▶ **Required action**: Each entry must be returned exactly. None may be omitted.

Content starts

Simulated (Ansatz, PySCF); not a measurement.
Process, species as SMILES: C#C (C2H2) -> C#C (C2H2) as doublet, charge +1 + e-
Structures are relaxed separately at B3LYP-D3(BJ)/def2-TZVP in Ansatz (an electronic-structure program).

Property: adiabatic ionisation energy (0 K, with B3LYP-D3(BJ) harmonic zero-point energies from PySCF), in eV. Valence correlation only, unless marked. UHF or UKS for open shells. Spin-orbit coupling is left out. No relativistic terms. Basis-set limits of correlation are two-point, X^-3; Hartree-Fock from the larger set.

Content ends

▶ **Problem solution**:
Simulated (Ansatz, PySCF); not a measurement.
Process, species as SMILES: C#C (C2H2) -> C#C (C2H2) as doublet, charge +1 + e-
Structures are relaxed separately at B3LYP-D3(BJ)/def2-TZVP in Ansatz (an electronic-structure program).

Property: adiabatic ionisation energy (0 K, with B3LYP-D3(BJ) harmonic zero-point energies from PySCF), in eV. Valence correlation only, unless marked. UHF or UKS for open shells. Spin-orbit coupling is left out. No relativistic terms. Basis-set limits of correlation are two-point, X^-3; Hartree-Fock from the larger set.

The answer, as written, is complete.